▶ _Extracted material_:
↓↓↓

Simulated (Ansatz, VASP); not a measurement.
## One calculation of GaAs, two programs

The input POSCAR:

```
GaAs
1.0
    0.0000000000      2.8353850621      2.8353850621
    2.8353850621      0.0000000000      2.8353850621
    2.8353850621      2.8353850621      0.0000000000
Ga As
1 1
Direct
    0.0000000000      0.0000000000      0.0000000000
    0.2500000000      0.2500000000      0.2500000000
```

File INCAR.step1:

↑↑↑

The records above are to be printed in full, exactly as they appear.

Simulated (Ansatz, VASP); not a measurement.
## One calculation of GaAs, two programs

The input POSCAR:

```
GaAs
1.0
    0.0000000000      2.8353850621      2.8353850621
    2.8353850621      0.0000000000      2.8353850621
    2.8353850621      2.8353850621      0.0000000000
Ga As
1 1
Direct
    0.0000000000      0.0000000000      0.0000000000
    0.2500000000      0.2500000000      0.2500000000
```

File INCAR.step1:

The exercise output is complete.